**Action item:**
Once the line containing "This is a made-up" has been copied, stop; copy every line before it exactly, beginning with the first line of the material below.

**Information given:**
--- START ---

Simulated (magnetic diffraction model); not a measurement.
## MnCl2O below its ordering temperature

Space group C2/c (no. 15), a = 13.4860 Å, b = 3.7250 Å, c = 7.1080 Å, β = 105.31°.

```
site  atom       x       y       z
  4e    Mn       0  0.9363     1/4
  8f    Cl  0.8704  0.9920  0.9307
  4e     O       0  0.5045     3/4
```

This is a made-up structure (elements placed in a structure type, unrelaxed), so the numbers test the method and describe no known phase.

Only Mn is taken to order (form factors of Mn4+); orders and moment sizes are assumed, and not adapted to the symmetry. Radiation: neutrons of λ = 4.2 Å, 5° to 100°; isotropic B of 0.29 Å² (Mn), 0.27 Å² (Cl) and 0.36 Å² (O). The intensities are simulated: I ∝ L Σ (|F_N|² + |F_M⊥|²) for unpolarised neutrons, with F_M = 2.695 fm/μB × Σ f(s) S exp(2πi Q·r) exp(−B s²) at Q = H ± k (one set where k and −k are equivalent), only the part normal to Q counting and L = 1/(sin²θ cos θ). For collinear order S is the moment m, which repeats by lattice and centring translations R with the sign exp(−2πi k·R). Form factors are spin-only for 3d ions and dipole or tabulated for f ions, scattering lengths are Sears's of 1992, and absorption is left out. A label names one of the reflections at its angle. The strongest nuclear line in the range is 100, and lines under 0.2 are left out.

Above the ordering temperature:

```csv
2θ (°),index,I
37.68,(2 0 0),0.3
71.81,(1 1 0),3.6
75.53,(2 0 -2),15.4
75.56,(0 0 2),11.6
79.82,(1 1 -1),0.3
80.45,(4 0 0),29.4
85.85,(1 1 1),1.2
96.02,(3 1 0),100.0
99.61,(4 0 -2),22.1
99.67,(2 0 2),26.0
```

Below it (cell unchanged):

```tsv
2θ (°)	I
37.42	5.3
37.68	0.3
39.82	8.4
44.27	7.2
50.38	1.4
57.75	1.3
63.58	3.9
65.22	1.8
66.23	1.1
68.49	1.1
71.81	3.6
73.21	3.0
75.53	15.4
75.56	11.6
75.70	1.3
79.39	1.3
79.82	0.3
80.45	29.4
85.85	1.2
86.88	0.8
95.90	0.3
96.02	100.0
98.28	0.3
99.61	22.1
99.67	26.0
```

--- END ---

**Task result:**
Simulated (magnetic diffraction model); not a measurement.
## MnCl2O below its ordering temperature

Space group C2/c (no. 15), a = 13.4860 Å, b = 3.7250 Å, c = 7.1080 Å, β = 105.31°.

```
site  atom       x       y       z
  4e    Mn       0  0.9363     1/4
  8f    Cl  0.8704  0.9920  0.9307
  4e     O       0  0.5045     3/4
```

This is a made-up structure (elements placed in a structure type, unrelaxed), so the numbers test the method and describe no known phase.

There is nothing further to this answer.